§ Work task
In the records below, find the line containing "Computed with CoolProp" and the line containing "The largest gap"; please repeat exactly the lines from one to the other, both included, and nothing more.

§ Data extract
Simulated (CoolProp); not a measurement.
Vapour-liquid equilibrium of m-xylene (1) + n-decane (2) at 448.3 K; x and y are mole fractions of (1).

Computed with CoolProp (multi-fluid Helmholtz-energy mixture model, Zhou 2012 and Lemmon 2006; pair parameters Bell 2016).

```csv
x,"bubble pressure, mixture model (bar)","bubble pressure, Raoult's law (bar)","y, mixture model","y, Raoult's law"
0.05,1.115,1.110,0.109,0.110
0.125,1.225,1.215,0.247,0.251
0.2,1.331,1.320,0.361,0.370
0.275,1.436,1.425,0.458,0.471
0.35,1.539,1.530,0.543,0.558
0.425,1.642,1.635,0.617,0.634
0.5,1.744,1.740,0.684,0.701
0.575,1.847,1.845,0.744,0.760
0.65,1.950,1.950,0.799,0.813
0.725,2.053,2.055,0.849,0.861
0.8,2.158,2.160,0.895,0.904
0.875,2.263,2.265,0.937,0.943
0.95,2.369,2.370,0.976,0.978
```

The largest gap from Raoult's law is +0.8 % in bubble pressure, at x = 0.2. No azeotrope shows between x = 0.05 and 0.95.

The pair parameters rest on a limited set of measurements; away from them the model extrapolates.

§ Answer box
Computed with CoolProp (multi-fluid Helmholtz-energy mixture model, Zhou 2012 and Lemmon 2006; pair parameters Bell 2016).

```csv
x,"bubble pressure, mixture model (bar)","bubble pressure, Raoult's law (bar)","y, mixture model","y, Raoult's law"
0.05,1.115,1.110,0.109,0.110
0.125,1.225,1.215,0.247,0.251
0.2,1.331,1.320,0.361,0.370
0.275,1.436,1.425,0.458,0.471
0.35,1.539,1.530,0.543,0.558
0.425,1.642,1.635,0.617,0.634
0.5,1.744,1.740,0.684,0.701
0.575,1.847,1.845,0.744,0.760
0.65,1.950,1.950,0.799,0.813
0.725,2.053,2.055,0.849,0.861
0.8,2.158,2.160,0.895,0.904
0.875,2.263,2.265,0.937,0.943
0.95,2.369,2.370,0.976,0.978
```

The largest gap from Raoult's law is +0.8 % in bubble pressure, at x = 0.2. No azeotrope shows between x = 0.05 and 0.95.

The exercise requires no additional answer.